▶ [Activity]:
Repeat exactly the lines from the start of the material below up to and including the "Potentials or basis: Ansatz PAW." line.

▶ [Study material]:
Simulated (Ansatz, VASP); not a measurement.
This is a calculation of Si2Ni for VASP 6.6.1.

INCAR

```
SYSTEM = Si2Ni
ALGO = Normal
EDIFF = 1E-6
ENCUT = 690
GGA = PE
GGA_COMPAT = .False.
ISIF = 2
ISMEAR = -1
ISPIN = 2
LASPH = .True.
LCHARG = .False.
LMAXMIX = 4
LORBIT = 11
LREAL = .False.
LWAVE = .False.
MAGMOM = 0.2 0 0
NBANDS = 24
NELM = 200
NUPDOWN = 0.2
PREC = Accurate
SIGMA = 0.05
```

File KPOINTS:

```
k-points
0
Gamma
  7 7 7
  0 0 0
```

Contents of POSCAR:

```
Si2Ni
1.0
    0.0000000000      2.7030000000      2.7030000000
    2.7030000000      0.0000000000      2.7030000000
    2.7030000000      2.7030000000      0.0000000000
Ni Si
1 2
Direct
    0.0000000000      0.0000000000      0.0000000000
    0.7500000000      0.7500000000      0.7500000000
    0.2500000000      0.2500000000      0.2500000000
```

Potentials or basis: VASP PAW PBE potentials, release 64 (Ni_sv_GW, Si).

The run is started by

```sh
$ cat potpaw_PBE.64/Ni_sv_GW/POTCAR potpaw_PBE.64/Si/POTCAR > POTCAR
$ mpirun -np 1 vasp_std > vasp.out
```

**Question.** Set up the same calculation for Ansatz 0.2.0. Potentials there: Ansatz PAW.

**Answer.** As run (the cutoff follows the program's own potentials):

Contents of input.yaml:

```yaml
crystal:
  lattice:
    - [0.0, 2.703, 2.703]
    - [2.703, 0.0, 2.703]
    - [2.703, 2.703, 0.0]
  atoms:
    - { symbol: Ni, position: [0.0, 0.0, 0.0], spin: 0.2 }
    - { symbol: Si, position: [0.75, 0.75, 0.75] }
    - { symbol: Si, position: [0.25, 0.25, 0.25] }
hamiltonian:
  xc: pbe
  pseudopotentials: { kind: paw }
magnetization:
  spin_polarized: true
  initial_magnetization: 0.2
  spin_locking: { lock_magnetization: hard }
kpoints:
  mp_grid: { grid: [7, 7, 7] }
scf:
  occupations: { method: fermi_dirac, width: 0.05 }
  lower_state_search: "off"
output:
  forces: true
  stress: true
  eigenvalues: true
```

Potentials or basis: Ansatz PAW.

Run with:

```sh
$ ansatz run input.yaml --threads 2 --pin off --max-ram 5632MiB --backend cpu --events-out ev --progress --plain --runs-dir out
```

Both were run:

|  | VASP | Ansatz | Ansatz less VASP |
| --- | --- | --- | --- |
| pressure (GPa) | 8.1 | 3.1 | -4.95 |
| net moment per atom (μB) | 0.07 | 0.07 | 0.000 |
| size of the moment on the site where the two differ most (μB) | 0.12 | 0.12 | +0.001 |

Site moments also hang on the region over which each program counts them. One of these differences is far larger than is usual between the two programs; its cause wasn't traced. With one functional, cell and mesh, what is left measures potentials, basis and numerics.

▶ [Expected answer]:
Simulated (Ansatz, VASP); not a measurement.
This is a calculation of Si2Ni for VASP 6.6.1.

INCAR

```
SYSTEM = Si2Ni
ALGO = Normal
EDIFF = 1E-6
ENCUT = 690
GGA = PE
GGA_COMPAT = .False.
ISIF = 2
ISMEAR = -1
ISPIN = 2
LASPH = .True.
LCHARG = .False.
LMAXMIX = 4
LORBIT = 11
LREAL = .False.
LWAVE = .False.
MAGMOM = 0.2 0 0
NBANDS = 24
NELM = 200
NUPDOWN = 0.2
PREC = Accurate
SIGMA = 0.05
```

File KPOINTS:

```
k-points
0
Gamma
  7 7 7
  0 0 0
```

Contents of POSCAR:

```
Si2Ni
1.0
    0.0000000000      2.7030000000      2.7030000000
    2.7030000000      0.0000000000      2.7030000000
    2.7030000000      2.7030000000      0.0000000000
Ni Si
1 2
Direct
    0.0000000000      0.0000000000      0.0000000000
    0.7500000000      0.7500000000      0.7500000000
    0.2500000000      0.2500000000      0.2500000000
```

Potentials or basis: VASP PAW PBE potentials, release 64 (Ni_sv_GW, Si).

The run is started by

```sh
$ cat potpaw_PBE.64/Ni_sv_GW/POTCAR potpaw_PBE.64/Si/POTCAR > POTCAR
$ mpirun -np 1 vasp_std > vasp.out
```

**Question.** Set up the same calculation for Ansatz 0.2.0. Potentials there: Ansatz PAW.

**Answer.** As run (the cutoff follows the program's own potentials):

Contents of input.yaml:

```yaml
crystal:
  lattice:
    - [0.0, 2.703, 2.703]
    - [2.703, 0.0, 2.703]
    - [2.703, 2.703, 0.0]
  atoms:
    - { symbol: Ni, position: [0.0, 0.0, 0.0], spin: 0.2 }
    - { symbol: Si, position: [0.75, 0.75, 0.75] }
    - { symbol: Si, position: [0.25, 0.25, 0.25] }
hamiltonian:
  xc: pbe
  pseudopotentials: { kind: paw }
magnetization:
  spin_polarized: true
  initial_magnetization: 0.2
  spin_locking: { lock_magnetization: hard }
kpoints:
  mp_grid: { grid: [7, 7, 7] }
scf:
  occupations: { method: fermi_dirac, width: 0.05 }
  lower_state_search: "off"
output:
  forces: true
  stress: true
  eigenvalues: true
```

Potentials or basis: Ansatz PAW.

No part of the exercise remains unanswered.